• **Action item**:
Below are the records; give again exactly the line with "UHF/STO-3G is furthest", the line with "Dashes: no converged", and each line that lies between them, and nothing besides.

• **Source data**:
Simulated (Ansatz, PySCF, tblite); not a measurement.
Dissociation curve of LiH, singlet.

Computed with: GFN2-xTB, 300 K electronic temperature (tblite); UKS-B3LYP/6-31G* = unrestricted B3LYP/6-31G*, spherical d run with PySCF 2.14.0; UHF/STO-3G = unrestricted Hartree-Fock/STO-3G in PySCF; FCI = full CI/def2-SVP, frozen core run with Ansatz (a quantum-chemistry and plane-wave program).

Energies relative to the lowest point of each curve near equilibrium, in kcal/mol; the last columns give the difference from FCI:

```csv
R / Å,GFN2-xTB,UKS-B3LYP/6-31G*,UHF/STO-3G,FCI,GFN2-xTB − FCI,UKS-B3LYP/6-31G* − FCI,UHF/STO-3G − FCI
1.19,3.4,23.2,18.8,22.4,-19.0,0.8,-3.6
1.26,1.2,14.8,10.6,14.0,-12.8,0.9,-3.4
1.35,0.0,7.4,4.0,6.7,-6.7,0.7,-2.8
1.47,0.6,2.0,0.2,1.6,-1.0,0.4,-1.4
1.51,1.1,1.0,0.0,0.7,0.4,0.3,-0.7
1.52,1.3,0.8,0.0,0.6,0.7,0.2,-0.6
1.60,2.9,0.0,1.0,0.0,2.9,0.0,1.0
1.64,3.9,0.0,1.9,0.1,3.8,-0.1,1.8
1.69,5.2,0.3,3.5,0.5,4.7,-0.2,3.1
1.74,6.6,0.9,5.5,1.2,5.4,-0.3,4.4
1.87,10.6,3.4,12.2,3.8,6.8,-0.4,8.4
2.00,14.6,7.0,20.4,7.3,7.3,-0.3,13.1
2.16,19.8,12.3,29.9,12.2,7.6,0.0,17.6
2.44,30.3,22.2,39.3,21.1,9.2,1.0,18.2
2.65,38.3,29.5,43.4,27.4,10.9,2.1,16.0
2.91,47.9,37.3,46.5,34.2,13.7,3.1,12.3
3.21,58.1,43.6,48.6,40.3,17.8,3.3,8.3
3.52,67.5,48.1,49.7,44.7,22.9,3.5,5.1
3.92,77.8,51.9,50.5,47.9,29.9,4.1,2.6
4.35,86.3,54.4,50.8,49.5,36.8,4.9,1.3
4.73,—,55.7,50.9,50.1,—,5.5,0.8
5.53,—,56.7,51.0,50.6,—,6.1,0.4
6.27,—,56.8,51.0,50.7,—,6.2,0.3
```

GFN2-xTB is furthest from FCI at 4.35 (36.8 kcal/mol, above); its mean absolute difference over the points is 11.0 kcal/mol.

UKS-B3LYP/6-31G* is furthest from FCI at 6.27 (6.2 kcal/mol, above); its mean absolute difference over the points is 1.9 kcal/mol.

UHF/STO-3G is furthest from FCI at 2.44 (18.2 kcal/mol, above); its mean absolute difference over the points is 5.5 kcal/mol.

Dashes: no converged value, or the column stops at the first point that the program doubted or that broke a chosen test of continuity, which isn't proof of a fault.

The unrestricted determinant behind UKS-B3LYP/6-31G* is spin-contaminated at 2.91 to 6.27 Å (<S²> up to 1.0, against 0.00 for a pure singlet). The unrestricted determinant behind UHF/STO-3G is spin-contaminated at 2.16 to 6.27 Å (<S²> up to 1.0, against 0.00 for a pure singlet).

• **Task solution**:
UHF/STO-3G is furthest from FCI at 2.44 (18.2 kcal/mol, above); its mean absolute difference over the points is 5.5 kcal/mol.

Dashes: no converged value, or the column stops at the first point that the program doubted or that broke a chosen test of continuity, which isn't proof of a fault.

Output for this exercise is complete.